GIVEN DATA:
[Start of section]
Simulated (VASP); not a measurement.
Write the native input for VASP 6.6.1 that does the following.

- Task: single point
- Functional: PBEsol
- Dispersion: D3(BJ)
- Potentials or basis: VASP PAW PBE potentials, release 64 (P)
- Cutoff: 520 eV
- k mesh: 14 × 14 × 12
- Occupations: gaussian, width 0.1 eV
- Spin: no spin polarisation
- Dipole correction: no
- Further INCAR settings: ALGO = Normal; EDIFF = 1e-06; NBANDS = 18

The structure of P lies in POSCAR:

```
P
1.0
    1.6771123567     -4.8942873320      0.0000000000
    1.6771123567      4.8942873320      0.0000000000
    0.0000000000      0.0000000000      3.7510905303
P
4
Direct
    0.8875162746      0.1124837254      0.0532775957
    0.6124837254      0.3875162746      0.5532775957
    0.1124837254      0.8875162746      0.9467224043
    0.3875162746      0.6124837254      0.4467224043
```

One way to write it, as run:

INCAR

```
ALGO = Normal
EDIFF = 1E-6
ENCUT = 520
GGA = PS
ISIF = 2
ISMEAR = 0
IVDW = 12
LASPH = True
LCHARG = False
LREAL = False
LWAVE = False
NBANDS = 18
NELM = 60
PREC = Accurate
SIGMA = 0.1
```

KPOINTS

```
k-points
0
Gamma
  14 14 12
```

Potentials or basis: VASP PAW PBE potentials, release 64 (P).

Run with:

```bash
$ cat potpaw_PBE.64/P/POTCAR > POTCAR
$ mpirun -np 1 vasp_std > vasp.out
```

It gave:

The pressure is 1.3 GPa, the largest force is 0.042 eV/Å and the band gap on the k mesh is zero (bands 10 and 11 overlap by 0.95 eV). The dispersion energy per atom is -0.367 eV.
[End of section]

WORK REQUEST: Word for word, reproduce the listing from its first line through the line that has "- Cutoff: 520 eV" in it, and go no further.

ANSWER BOX:
Simulated (VASP); not a measurement.
Write the native input for VASP 6.6.1 that does the following.

- Task: single point
- Functional: PBEsol
- Dispersion: D3(BJ)
- Potentials or basis: VASP PAW PBE potentials, release 64 (P)
- Cutoff: 520 eV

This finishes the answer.